Brief: In the listing below, locate the line containing "Alike in both" and the line containing "VASP's potentials were". Output both of them and every line between, exactly as written, and nothing more.

Stored data:
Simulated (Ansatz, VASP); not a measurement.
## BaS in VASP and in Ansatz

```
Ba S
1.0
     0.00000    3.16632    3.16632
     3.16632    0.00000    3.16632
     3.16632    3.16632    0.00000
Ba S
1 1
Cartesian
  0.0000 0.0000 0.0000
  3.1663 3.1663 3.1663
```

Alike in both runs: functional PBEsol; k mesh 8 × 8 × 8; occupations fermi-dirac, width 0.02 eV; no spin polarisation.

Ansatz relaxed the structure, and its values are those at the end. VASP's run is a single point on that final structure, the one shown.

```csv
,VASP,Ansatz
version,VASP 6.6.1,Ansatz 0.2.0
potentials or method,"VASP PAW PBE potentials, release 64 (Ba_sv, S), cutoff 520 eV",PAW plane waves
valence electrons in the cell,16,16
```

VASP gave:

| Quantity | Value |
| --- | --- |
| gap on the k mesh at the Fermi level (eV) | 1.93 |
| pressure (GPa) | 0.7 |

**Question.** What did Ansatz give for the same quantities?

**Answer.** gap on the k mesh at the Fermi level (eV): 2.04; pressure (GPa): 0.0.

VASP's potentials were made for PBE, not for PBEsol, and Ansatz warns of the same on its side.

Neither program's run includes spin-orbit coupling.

Result:
Alike in both runs: functional PBEsol; k mesh 8 × 8 × 8; occupations fermi-dirac, width 0.02 eV; no spin polarisation.

Ansatz relaxed the structure, and its values are those at the end. VASP's run is a single point on that final structure, the one shown.

```csv
,VASP,Ansatz
version,VASP 6.6.1,Ansatz 0.2.0
potentials or method,"VASP PAW PBE potentials, release 64 (Ba_sv, S), cutoff 520 eV",PAW plane waves
valence electrons in the cell,16,16
```

VASP gave:

| Quantity | Value |
| --- | --- |
| gap on the k mesh at the Fermi level (eV) | 1.93 |
| pressure (GPa) | 0.7 |

**Question.** What did Ansatz give for the same quantities?

**Answer.** gap on the k mesh at the Fermi level (eV): 2.04; pressure (GPa): 0.0.

VASP's potentials were made for PBE, not for PBEsol, and Ansatz warns of the same on its side.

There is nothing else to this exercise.